*ASSIGNMENT*
Every line of the data must be set down exactly as shown.

##########
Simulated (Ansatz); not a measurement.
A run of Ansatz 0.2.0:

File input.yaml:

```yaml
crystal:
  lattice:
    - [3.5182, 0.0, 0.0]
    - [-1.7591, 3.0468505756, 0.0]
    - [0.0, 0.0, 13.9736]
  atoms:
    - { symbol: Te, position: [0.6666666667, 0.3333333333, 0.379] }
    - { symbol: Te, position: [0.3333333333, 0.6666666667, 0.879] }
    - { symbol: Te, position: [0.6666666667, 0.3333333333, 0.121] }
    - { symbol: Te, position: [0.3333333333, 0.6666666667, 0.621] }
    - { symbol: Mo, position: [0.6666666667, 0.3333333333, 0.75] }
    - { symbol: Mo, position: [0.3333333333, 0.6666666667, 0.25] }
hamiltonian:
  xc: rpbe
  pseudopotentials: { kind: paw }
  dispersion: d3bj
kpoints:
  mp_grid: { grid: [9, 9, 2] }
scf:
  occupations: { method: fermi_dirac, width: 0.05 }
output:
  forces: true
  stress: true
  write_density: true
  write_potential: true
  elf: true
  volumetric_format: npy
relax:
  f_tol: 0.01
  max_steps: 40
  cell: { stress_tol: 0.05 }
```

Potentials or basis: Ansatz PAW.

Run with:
##########

*WRITTEN REPLY*
Simulated (Ansatz); not a measurement.
A run of Ansatz 0.2.0:

File input.yaml:

```yaml
crystal:
  lattice:
    - [3.5182, 0.0, 0.0]
    - [-1.7591, 3.0468505756, 0.0]
    - [0.0, 0.0, 13.9736]
  atoms:
    - { symbol: Te, position: [0.6666666667, 0.3333333333, 0.379] }
    - { symbol: Te, position: [0.3333333333, 0.6666666667, 0.879] }
    - { symbol: Te, position: [0.6666666667, 0.3333333333, 0.121] }
    - { symbol: Te, position: [0.3333333333, 0.6666666667, 0.621] }
    - { symbol: Mo, position: [0.6666666667, 0.3333333333, 0.75] }
    - { symbol: Mo, position: [0.3333333333, 0.6666666667, 0.25] }
hamiltonian:
  xc: rpbe
  pseudopotentials: { kind: paw }
  dispersion: d3bj
kpoints:
  mp_grid: { grid: [9, 9, 2] }
scf:
  occupations: { method: fermi_dirac, width: 0.05 }
output:
  forces: true
  stress: true
  write_density: true
  write_potential: true
  elf: true
  volumetric_format: npy
relax:
  f_tol: 0.01
  max_steps: 40
  cell: { stress_tol: 0.05 }
```

Potentials or basis: Ansatz PAW.

Run with:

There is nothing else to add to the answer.